(PROVIDED MATERIAL Opens)

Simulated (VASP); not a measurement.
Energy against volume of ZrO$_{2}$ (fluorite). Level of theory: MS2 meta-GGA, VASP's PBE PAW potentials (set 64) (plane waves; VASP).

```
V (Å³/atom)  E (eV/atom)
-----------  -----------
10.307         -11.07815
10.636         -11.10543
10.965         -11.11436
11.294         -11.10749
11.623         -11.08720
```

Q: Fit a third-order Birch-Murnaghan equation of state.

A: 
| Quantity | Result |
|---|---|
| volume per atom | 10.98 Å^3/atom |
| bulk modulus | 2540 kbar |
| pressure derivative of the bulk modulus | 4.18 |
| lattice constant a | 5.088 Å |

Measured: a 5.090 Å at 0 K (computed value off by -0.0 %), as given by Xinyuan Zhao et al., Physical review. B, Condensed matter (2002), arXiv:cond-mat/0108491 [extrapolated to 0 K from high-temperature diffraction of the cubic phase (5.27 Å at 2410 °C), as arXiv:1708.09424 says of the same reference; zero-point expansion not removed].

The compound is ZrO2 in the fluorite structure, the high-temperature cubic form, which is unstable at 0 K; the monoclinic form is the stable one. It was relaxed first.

(PROVIDED MATERIAL Closes)

_TASK ITEM_.
Within the data above, the lines from the one with "10.98 Å^3/atom |" to the one with "a | 5.088 Å |" must be repeated exactly; no other line belongs in the answer.

_YOUR RESPONSE_.
| volume per atom | 10.98 Å^3/atom |
| bulk modulus | 2540 kbar |
| pressure derivative of the bulk modulus | 4.18 |
| lattice constant a | 5.088 Å |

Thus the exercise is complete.